[Provided information]
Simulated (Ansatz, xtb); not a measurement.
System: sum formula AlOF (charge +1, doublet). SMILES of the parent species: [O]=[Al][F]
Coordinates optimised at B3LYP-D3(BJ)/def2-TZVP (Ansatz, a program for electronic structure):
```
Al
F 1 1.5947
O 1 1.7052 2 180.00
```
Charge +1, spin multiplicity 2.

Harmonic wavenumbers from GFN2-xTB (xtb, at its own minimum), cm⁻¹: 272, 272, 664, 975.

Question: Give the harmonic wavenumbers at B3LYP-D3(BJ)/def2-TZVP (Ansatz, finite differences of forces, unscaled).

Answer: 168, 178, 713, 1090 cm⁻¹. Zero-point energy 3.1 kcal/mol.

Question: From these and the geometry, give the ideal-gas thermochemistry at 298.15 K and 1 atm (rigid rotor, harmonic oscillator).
[/Provided information]

* Work item:
Transcribe all the material, making sure each line matches the original.

* Written solution:
Simulated (Ansatz, xtb); not a measurement.
System: sum formula AlOF (charge +1, doublet). SMILES of the parent species: [O]=[Al][F]
Coordinates optimised at B3LYP-D3(BJ)/def2-TZVP (Ansatz, a program for electronic structure):
```
Al
F 1 1.5947
O 1 1.7052 2 180.00
```
Charge +1, spin multiplicity 2.

Harmonic wavenumbers from GFN2-xTB (xtb, at its own minimum), cm⁻¹: 272, 272, 664, 975.

Question: Give the harmonic wavenumbers at B3LYP-D3(BJ)/def2-TZVP (Ansatz, finite differences of forces, unscaled).

Answer: 168, 178, 713, 1090 cm⁻¹. Zero-point energy 3.1 kcal/mol.

Question: From these and the geometry, give the ideal-gas thermochemistry at 298.15 K and 1 atm (rigid rotor, harmonic oscillator).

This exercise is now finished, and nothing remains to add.